• [INPUT DATA]
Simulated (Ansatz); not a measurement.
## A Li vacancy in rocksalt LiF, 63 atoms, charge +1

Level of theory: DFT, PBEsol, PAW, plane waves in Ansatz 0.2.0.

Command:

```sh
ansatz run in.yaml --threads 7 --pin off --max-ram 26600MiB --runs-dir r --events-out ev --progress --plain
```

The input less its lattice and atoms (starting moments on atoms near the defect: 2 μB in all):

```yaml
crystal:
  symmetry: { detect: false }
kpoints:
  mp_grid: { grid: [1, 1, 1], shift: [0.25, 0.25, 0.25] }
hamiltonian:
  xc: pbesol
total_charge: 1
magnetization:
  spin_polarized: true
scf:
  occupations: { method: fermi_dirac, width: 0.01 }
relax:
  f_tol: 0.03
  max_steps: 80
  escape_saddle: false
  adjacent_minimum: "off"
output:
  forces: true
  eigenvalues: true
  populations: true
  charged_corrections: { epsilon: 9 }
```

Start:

• [ACTIVITY] Each line from the beginning of the entries to the line with "The input less" must be repeated exactly, with both end lines kept and no other lines given.

• [EXERCISE OUTPUT]
Simulated (Ansatz); not a measurement.
## A Li vacancy in rocksalt LiF, 63 atoms, charge +1

Level of theory: DFT, PBEsol, PAW, plane waves in Ansatz 0.2.0.

Command:

```sh
ansatz run in.yaml --threads 7 --pin off --max-ram 26600MiB --runs-dir r --events-out ev --progress --plain
```

The input less its lattice and atoms (starting moments on atoms near the defect: 2 μB in all):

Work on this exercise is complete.